- _Activity_
For this exercise, reproduce the entries below exactly, but only from the line containing "Potentials or basis: VASP" through the line containing "- Band gap on", both included.

────────────────

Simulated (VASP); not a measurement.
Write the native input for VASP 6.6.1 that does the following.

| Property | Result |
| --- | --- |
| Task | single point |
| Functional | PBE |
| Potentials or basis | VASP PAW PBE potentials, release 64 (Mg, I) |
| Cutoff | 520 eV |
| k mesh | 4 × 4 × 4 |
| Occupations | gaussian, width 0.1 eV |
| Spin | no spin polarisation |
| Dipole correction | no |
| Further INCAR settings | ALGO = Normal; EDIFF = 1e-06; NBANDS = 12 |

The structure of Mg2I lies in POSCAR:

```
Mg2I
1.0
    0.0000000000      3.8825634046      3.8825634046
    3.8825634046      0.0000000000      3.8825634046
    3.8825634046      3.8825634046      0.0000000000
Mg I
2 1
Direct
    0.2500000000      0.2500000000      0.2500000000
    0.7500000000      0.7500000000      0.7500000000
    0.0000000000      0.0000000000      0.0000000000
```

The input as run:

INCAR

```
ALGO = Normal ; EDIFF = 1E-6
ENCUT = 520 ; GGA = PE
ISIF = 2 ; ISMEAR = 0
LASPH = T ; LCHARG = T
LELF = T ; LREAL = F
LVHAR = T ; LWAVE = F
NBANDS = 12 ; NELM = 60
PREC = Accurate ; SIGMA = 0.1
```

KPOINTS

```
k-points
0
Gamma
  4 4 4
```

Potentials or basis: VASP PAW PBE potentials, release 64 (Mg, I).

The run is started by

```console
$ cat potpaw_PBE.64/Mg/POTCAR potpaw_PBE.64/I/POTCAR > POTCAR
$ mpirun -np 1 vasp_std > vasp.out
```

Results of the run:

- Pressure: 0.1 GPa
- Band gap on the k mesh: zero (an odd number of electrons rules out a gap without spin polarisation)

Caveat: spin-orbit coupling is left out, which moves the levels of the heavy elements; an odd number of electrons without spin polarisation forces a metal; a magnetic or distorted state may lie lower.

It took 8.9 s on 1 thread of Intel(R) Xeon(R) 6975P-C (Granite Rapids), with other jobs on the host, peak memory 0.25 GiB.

────────────────

- _Reply_
Potentials or basis: VASP PAW PBE potentials, release 64 (Mg, I).

The run is started by

```console
$ cat potpaw_PBE.64/Mg/POTCAR potpaw_PBE.64/I/POTCAR > POTCAR
$ mpirun -np 1 vasp_std > vasp.out
```

Results of the run:

- Pressure: 0.1 GPa
- Band gap on the k mesh: zero (an odd number of electrons rules out a gap without spin polarisation)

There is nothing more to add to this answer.